(Brief):
The lines to repeat are those below from the one containing "dynamics of BW₈C₈**" down to the one containing "It goes on from", both included; reproduce them exactly and nothing else.

(Data):
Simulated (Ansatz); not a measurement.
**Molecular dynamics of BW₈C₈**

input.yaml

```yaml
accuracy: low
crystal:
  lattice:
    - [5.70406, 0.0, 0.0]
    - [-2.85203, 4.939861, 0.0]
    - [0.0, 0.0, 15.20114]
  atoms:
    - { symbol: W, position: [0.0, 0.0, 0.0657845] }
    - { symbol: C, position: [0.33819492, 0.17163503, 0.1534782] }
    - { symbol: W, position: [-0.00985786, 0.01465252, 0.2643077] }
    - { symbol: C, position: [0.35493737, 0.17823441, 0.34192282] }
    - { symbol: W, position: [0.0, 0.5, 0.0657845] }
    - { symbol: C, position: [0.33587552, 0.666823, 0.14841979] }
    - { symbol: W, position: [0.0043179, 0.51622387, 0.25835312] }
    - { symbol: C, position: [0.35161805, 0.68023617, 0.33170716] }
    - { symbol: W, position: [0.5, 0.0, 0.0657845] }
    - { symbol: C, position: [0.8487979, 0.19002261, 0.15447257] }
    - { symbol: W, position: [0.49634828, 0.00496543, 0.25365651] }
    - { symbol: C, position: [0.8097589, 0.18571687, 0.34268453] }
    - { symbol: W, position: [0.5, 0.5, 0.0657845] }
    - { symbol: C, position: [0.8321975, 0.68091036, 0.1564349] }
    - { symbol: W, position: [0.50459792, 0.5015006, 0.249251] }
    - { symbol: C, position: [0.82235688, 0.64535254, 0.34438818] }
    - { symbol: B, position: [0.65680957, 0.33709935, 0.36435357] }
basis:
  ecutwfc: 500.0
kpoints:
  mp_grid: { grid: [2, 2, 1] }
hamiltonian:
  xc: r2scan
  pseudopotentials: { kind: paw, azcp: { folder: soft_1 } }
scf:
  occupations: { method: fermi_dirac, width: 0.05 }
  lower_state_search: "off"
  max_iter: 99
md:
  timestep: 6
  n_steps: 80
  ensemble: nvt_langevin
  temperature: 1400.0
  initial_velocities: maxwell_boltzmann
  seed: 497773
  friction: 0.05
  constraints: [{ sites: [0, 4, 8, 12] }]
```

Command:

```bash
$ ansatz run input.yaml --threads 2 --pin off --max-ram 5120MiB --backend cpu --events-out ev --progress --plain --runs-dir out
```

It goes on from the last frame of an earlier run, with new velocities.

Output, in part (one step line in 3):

(Answer space):
**Molecular dynamics of BW₈C₈**

input.yaml

```yaml
accuracy: low
crystal:
  lattice:
    - [5.70406, 0.0, 0.0]
    - [-2.85203, 4.939861, 0.0]
    - [0.0, 0.0, 15.20114]
  atoms:
    - { symbol: W, position: [0.0, 0.0, 0.0657845] }
    - { symbol: C, position: [0.33819492, 0.17163503, 0.1534782] }
    - { symbol: W, position: [-0.00985786, 0.01465252, 0.2643077] }
    - { symbol: C, position: [0.35493737, 0.17823441, 0.34192282] }
    - { symbol: W, position: [0.0, 0.5, 0.0657845] }
    - { symbol: C, position: [0.33587552, 0.666823, 0.14841979] }
    - { symbol: W, position: [0.0043179, 0.51622387, 0.25835312] }
    - { symbol: C, position: [0.35161805, 0.68023617, 0.33170716] }
    - { symbol: W, position: [0.5, 0.0, 0.0657845] }
    - { symbol: C, position: [0.8487979, 0.19002261, 0.15447257] }
    - { symbol: W, position: [0.49634828, 0.00496543, 0.25365651] }
    - { symbol: C, position: [0.8097589, 0.18571687, 0.34268453] }
    - { symbol: W, position: [0.5, 0.5, 0.0657845] }
    - { symbol: C, position: [0.8321975, 0.68091036, 0.1564349] }
    - { symbol: W, position: [0.50459792, 0.5015006, 0.249251] }
    - { symbol: C, position: [0.82235688, 0.64535254, 0.34438818] }
    - { symbol: B, position: [0.65680957, 0.33709935, 0.36435357] }
basis:
  ecutwfc: 500.0
kpoints:
  mp_grid: { grid: [2, 2, 1] }
hamiltonian:
  xc: r2scan
  pseudopotentials: { kind: paw, azcp: { folder: soft_1 } }
scf:
  occupations: { method: fermi_dirac, width: 0.05 }
  lower_state_search: "off"
  max_iter: 99
md:
  timestep: 6
  n_steps: 80
  ensemble: nvt_langevin
  temperature: 1400.0
  initial_velocities: maxwell_boltzmann
  seed: 497773
  friction: 0.05
  constraints: [{ sites: [0, 4, 8, 12] }]
```

Command:

```bash
$ ansatz run input.yaml --threads 2 --pin off --max-ram 5120MiB --backend cpu --events-out ev --progress --plain --runs-dir out
```

It goes on from the last frame of an earlier run, with new velocities.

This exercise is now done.